Supplied entries:
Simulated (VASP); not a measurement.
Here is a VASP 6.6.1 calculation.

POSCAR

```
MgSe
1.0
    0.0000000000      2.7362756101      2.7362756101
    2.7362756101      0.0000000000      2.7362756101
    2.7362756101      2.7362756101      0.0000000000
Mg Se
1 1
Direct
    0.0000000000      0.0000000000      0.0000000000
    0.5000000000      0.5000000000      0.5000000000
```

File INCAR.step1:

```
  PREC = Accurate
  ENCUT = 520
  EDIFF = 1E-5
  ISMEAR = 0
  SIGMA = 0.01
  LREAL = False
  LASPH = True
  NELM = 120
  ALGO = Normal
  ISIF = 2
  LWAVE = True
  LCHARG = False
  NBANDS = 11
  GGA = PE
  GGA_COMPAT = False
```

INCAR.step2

Assigned task: Transcribe every entry verbatim.

Exercise answer:
Simulated (VASP); not a measurement.
Here is a VASP 6.6.1 calculation.

POSCAR

```
MgSe
1.0
    0.0000000000      2.7362756101      2.7362756101
    2.7362756101      0.0000000000      2.7362756101
    2.7362756101      2.7362756101      0.0000000000
Mg Se
1 1
Direct
    0.0000000000      0.0000000000      0.0000000000
    0.5000000000      0.5000000000      0.5000000000
```

File INCAR.step1:

```
  PREC = Accurate
  ENCUT = 520
  EDIFF = 1E-5
  ISMEAR = 0
  SIGMA = 0.01
  LREAL = False
  LASPH = True
  NELM = 120
  ALGO = Normal
  ISIF = 2
  LWAVE = True
  LCHARG = False
  NBANDS = 11
  GGA = PE
  GGA_COMPAT = False
```

INCAR.step2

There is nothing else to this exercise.